☆ ☆ ☆ ☆ ☆
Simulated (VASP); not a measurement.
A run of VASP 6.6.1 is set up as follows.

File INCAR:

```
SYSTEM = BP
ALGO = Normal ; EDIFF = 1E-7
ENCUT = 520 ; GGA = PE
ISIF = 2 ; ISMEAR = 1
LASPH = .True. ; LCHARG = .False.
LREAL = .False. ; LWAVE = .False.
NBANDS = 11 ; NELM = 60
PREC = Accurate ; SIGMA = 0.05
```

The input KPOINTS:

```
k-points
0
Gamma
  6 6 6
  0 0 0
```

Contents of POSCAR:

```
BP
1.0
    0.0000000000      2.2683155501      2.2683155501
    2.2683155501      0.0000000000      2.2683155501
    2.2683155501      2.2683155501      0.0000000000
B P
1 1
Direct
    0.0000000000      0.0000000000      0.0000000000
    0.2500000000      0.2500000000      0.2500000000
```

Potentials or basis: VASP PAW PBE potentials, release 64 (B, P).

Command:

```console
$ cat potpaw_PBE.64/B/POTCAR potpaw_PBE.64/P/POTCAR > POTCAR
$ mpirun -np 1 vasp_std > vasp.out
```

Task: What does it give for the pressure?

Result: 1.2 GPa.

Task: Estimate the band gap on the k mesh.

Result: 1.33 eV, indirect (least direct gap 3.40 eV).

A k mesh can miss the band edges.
☆ ☆ ☆ ☆ ☆

Work task —
Among the entries above, locate the lines containing "Result: 1.2 GPa." and "Result: 1.33 eV, indirect", and transcribe exactly those two lines and all lines between.

Problem solution —
Result: 1.2 GPa.

Task: Estimate the band gap on the k mesh.

Result: 1.33 eV, indirect (least direct gap 3.40 eV).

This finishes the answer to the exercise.